= ASSIGNED TASK =
Transcribe the listing from its top line through the line with "Cutoff: 600 eV". Keep it exact, both ends included, and add nothing.

= AVAILABLE DATA =
=====

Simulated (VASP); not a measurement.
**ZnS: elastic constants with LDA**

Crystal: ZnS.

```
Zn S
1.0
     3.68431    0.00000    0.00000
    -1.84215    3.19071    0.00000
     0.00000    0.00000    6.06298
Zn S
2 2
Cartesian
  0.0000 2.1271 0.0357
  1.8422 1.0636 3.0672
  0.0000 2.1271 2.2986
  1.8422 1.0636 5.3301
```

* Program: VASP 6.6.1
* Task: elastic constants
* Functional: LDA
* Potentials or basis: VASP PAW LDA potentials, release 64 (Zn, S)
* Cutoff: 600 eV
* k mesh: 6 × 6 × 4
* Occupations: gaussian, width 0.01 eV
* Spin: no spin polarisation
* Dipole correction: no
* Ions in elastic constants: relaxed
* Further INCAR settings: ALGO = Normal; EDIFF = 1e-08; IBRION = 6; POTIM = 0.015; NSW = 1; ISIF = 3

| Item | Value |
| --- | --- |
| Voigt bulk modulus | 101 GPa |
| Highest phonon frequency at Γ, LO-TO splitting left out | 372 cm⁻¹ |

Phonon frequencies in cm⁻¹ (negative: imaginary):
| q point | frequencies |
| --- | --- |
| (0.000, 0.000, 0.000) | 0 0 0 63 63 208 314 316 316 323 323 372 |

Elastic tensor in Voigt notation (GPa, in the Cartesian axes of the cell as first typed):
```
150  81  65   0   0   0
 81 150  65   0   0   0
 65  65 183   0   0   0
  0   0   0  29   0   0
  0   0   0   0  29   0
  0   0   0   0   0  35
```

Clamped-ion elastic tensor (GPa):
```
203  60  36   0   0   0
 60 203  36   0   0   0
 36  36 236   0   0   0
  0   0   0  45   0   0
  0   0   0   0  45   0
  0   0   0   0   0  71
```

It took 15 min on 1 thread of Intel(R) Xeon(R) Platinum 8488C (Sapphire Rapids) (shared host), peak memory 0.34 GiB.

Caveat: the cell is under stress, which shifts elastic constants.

=====

= TASK RESULT =
Simulated (VASP); not a measurement.
**ZnS: elastic constants with LDA**

Crystal: ZnS.

```
Zn S
1.0
     3.68431    0.00000    0.00000
    -1.84215    3.19071    0.00000
     0.00000    0.00000    6.06298
Zn S
2 2
Cartesian
  0.0000 2.1271 0.0357
  1.8422 1.0636 3.0672
  0.0000 2.1271 2.2986
  1.8422 1.0636 5.3301
```

* Program: VASP 6.6.1
* Task: elastic constants
* Functional: LDA
* Potentials or basis: VASP PAW LDA potentials, release 64 (Zn, S)
* Cutoff: 600 eV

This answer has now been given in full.